[[ Material shown open ]]

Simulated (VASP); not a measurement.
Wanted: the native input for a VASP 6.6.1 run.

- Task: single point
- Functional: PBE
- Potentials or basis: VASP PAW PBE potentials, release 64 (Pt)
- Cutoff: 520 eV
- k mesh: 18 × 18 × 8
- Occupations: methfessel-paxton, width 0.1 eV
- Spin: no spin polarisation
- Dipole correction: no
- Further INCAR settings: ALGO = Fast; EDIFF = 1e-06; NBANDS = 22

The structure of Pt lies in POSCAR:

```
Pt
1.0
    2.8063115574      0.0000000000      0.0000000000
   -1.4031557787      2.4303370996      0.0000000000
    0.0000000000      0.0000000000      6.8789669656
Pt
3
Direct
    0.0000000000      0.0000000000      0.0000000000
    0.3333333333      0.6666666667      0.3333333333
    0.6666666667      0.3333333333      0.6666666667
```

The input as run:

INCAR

[[ Material shown closed ]]

Please copy out each record, character for character.

Simulated (VASP); not a measurement.
Wanted: the native input for a VASP 6.6.1 run.

- Task: single point
- Functional: PBE
- Potentials or basis: VASP PAW PBE potentials, release 64 (Pt)
- Cutoff: 520 eV
- k mesh: 18 × 18 × 8
- Occupations: methfessel-paxton, width 0.1 eV
- Spin: no spin polarisation
- Dipole correction: no
- Further INCAR settings: ALGO = Fast; EDIFF = 1e-06; NBANDS = 22

The structure of Pt lies in POSCAR:

```
Pt
1.0
    2.8063115574      0.0000000000      0.0000000000
   -1.4031557787      2.4303370996      0.0000000000
    0.0000000000      0.0000000000      6.8789669656
Pt
3
Direct
    0.0000000000      0.0000000000      0.0000000000
    0.3333333333      0.6666666667      0.3333333333
    0.6666666667      0.3333333333      0.6666666667
```

The input as run:

INCAR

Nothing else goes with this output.